Work instruction →
Write out, word for word, every line in the data below from the one containing "# What is wrong with this refinement?" to the one containing "Cell a = 4.8240", both of them included.

Information shown START
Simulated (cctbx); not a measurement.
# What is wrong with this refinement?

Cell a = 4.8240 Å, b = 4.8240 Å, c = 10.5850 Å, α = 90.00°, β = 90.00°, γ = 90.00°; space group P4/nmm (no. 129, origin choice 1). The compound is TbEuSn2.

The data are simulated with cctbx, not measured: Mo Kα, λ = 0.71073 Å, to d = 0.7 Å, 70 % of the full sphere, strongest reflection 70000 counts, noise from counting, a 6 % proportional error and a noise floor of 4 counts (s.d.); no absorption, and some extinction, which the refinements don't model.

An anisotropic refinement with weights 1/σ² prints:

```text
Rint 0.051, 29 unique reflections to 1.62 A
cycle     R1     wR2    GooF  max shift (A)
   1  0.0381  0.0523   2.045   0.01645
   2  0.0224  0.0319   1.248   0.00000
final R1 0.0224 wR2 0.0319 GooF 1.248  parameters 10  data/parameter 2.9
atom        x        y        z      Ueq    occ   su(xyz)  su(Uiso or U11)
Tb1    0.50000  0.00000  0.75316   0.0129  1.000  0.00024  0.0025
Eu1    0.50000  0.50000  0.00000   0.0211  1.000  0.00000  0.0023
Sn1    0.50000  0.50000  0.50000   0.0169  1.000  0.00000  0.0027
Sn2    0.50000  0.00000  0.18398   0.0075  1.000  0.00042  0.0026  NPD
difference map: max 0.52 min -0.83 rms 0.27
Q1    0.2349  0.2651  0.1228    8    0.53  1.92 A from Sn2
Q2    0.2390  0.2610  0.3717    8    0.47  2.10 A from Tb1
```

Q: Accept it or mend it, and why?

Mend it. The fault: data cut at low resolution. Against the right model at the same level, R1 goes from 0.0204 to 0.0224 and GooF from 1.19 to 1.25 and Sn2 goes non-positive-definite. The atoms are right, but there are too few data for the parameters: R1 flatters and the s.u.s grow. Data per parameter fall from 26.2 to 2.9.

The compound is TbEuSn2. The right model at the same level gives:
Information shown END

Exercise solution →
# What is wrong with this refinement?

Cell a = 4.8240 Å, b = 4.8240 Å, c = 10.5850 Å, α = 90.00°, β = 90.00°, γ = 90.00°; space group P4/nmm (no. 129, origin choice 1). The compound is TbEuSn2.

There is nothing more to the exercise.